REQUIREMENT: Your task is to reproduce exactly the lines that run from the beginning of the data through the line where "Time: 80 s of" appears.

——

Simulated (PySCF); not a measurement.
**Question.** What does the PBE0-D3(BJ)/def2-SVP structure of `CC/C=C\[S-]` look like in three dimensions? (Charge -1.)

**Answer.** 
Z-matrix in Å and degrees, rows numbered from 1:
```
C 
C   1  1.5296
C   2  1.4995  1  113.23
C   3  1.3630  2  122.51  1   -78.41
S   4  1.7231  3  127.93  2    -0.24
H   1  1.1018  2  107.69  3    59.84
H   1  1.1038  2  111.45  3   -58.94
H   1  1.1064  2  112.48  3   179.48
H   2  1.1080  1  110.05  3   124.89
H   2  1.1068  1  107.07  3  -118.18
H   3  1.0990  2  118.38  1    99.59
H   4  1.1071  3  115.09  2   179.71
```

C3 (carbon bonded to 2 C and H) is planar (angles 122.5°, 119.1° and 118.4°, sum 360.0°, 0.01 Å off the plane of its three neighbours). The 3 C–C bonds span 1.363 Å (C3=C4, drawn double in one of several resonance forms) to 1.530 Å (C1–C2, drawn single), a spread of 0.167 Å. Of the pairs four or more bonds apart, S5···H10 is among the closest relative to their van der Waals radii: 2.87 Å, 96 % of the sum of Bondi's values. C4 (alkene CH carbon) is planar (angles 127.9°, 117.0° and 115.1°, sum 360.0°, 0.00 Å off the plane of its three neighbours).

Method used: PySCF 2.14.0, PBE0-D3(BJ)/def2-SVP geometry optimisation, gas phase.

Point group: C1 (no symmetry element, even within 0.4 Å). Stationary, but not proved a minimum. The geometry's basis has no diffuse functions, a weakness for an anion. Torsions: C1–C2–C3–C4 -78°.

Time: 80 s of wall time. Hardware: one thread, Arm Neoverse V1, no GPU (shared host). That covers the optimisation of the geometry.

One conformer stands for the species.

——

WRITTEN RESPONSE:
Simulated (PySCF); not a measurement.
**Question.** What does the PBE0-D3(BJ)/def2-SVP structure of `CC/C=C\[S-]` look like in three dimensions? (Charge -1.)

**Answer.** 
Z-matrix in Å and degrees, rows numbered from 1:
```
C 
C   1  1.5296
C   2  1.4995  1  113.23
C   3  1.3630  2  122.51  1   -78.41
S   4  1.7231  3  127.93  2    -0.24
H   1  1.1018  2  107.69  3    59.84
H   1  1.1038  2  111.45  3   -58.94
H   1  1.1064  2  112.48  3   179.48
H   2  1.1080  1  110.05  3   124.89
H   2  1.1068  1  107.07  3  -118.18
H   3  1.0990  2  118.38  1    99.59
H   4  1.1071  3  115.09  2   179.71
```

C3 (carbon bonded to 2 C and H) is planar (angles 122.5°, 119.1° and 118.4°, sum 360.0°, 0.01 Å off the plane of its three neighbours). The 3 C–C bonds span 1.363 Å (C3=C4, drawn double in one of several resonance forms) to 1.530 Å (C1–C2, drawn single), a spread of 0.167 Å. Of the pairs four or more bonds apart, S5···H10 is among the closest relative to their van der Waals radii: 2.87 Å, 96 % of the sum of Bondi's values. C4 (alkene CH carbon) is planar (angles 127.9°, 117.0° and 115.1°, sum 360.0°, 0.00 Å off the plane of its three neighbours).

Method used: PySCF 2.14.0, PBE0-D3(BJ)/def2-SVP geometry optimisation, gas phase.

Point group: C1 (no symmetry element, even within 0.4 Å). Stationary, but not proved a minimum. The geometry's basis has no diffuse functions, a weakness for an anion. Torsions: C1–C2–C3–C4 -78°.

Time: 80 s of wall time. Hardware: one thread, Arm Neoverse V1, no GPU (shared host). That covers the optimisation of the geometry.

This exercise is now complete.